THE DATA —
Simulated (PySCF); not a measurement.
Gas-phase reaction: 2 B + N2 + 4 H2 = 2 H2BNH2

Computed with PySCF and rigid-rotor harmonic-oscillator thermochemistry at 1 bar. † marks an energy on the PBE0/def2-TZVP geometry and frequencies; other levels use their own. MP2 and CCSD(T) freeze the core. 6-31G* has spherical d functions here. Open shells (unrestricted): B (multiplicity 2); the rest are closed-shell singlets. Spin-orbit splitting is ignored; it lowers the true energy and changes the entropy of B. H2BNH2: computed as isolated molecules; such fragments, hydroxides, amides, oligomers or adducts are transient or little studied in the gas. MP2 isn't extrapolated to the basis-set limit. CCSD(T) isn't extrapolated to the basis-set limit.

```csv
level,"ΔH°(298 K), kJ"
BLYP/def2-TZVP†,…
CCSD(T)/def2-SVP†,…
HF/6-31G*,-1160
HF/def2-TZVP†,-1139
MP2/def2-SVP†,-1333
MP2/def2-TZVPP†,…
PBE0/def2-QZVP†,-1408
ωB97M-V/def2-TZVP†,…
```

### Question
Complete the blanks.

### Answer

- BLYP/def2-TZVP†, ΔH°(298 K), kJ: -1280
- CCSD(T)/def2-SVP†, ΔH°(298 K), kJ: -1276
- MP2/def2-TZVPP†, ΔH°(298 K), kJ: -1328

ASSIGNMENT — Every record, from top to bottom, must be transcribed exactly.

YOUR SOLUTION —
Simulated (PySCF); not a measurement.
Gas-phase reaction: 2 B + N2 + 4 H2 = 2 H2BNH2

Computed with PySCF and rigid-rotor harmonic-oscillator thermochemistry at 1 bar. † marks an energy on the PBE0/def2-TZVP geometry and frequencies; other levels use their own. MP2 and CCSD(T) freeze the core. 6-31G* has spherical d functions here. Open shells (unrestricted): B (multiplicity 2); the rest are closed-shell singlets. Spin-orbit splitting is ignored; it lowers the true energy and changes the entropy of B. H2BNH2: computed as isolated molecules; such fragments, hydroxides, amides, oligomers or adducts are transient or little studied in the gas. MP2 isn't extrapolated to the basis-set limit. CCSD(T) isn't extrapolated to the basis-set limit.

```csv
level,"ΔH°(298 K), kJ"
BLYP/def2-TZVP†,…
CCSD(T)/def2-SVP†,…
HF/6-31G*,-1160
HF/def2-TZVP†,-1139
MP2/def2-SVP†,-1333
MP2/def2-TZVPP†,…
PBE0/def2-QZVP†,-1408
ωB97M-V/def2-TZVP†,…
```

### Question
Complete the blanks.

### Answer

- BLYP/def2-TZVP†, ΔH°(298 K), kJ: -1280
- CCSD(T)/def2-SVP†, ΔH°(298 K), kJ: -1276
- MP2/def2-TZVPP†, ΔH°(298 K), kJ: -1328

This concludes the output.